□ □ □

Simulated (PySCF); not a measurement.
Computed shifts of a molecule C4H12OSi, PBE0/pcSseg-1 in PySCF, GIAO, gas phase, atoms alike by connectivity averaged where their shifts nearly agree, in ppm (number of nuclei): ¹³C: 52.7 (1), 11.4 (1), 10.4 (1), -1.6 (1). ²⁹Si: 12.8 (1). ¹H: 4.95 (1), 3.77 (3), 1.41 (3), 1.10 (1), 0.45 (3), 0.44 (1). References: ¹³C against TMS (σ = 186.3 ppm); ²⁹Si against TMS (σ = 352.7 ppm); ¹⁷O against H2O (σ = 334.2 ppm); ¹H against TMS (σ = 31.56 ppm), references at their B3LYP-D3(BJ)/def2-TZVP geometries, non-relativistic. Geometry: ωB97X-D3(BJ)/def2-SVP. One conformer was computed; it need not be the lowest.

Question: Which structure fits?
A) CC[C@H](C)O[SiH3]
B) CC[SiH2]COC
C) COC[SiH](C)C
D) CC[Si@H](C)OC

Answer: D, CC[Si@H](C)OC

□ □ □

• [Activity] Extract the first line above and each line after it up to and including the one with "D) CC[Si@H](C)OC", please, exactly and with nothing else.

• [Task result]
Simulated (PySCF); not a measurement.
Computed shifts of a molecule C4H12OSi, PBE0/pcSseg-1 in PySCF, GIAO, gas phase, atoms alike by connectivity averaged where their shifts nearly agree, in ppm (number of nuclei): ¹³C: 52.7 (1), 11.4 (1), 10.4 (1), -1.6 (1). ²⁹Si: 12.8 (1). ¹H: 4.95 (1), 3.77 (3), 1.41 (3), 1.10 (1), 0.45 (3), 0.44 (1). References: ¹³C against TMS (σ = 186.3 ppm); ²⁹Si against TMS (σ = 352.7 ppm); ¹⁷O against H2O (σ = 334.2 ppm); ¹H against TMS (σ = 31.56 ppm), references at their B3LYP-D3(BJ)/def2-TZVP geometries, non-relativistic. Geometry: ωB97X-D3(BJ)/def2-SVP. One conformer was computed; it need not be the lowest.

Question: Which structure fits?
A) CC[C@H](C)O[SiH3]
B) CC[SiH2]COC
C) COC[SiH](C)C
D) CC[Si@H](C)OC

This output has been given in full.